__REQUIRED ACTION__
Take the records below and print them verbatim up to and including the line that carries "Band-to-band tunnelling and".

__DATASET EXCERPTS__
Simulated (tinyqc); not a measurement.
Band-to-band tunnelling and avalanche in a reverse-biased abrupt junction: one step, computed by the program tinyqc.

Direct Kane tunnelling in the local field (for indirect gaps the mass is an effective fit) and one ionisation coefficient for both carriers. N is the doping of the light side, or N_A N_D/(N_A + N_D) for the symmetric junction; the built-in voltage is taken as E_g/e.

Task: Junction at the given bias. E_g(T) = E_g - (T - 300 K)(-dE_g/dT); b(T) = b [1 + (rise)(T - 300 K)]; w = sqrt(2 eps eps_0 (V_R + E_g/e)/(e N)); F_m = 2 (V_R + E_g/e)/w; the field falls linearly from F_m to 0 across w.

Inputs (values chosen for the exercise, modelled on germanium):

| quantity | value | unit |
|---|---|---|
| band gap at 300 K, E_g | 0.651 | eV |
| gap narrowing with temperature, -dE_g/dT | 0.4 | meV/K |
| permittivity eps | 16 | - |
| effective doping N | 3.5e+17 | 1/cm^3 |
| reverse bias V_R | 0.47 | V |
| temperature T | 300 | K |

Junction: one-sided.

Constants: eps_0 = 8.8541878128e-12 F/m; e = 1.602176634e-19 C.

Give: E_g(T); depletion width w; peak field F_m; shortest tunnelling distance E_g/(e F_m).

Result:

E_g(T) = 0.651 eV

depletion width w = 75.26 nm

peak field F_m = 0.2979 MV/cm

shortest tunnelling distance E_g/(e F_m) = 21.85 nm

__ANSWER BOX__
Simulated (tinyqc); not a measurement.
Band-to-band tunnelling and avalanche in a reverse-biased abrupt junction: one step, computed by the program tinyqc.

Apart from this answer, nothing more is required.